→ **Exercise**: Where the listing below reaches the line containing "The run is started by", start writing out lines exactly, and stop once the line containing "Q: How long" has been written.

→ **Extracted data**:
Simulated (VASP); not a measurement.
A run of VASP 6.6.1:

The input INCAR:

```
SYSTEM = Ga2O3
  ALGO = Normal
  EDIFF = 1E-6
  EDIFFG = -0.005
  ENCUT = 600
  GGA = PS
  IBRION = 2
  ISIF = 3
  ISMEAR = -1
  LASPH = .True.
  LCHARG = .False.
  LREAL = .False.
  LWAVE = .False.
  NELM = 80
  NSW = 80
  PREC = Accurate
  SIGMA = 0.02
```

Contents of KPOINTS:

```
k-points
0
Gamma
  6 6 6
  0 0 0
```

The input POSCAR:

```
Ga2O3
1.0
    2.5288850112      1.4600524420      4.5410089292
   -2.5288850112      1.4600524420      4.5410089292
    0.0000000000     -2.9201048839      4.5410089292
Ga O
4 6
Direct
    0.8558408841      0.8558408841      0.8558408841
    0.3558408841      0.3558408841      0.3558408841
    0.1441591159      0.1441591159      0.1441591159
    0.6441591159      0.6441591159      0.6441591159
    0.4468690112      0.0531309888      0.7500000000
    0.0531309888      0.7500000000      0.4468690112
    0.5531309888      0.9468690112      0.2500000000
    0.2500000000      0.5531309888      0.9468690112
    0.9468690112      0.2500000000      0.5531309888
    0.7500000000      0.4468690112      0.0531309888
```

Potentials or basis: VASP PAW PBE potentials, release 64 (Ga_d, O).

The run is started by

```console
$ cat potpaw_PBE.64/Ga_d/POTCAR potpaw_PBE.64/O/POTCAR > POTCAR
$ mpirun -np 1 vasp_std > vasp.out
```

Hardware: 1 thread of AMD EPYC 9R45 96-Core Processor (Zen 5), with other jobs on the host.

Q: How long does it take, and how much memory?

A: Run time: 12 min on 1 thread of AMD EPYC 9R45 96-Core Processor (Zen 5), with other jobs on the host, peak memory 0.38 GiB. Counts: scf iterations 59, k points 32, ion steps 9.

→ **Written reply**:
The run is started by

```console
$ cat potpaw_PBE.64/Ga_d/POTCAR potpaw_PBE.64/O/POTCAR > POTCAR
$ mpirun -np 1 vasp_std > vasp.out
```

Hardware: 1 thread of AMD EPYC 9R45 96-Core Processor (Zen 5), with other jobs on the host.

Q: How long does it take, and how much memory?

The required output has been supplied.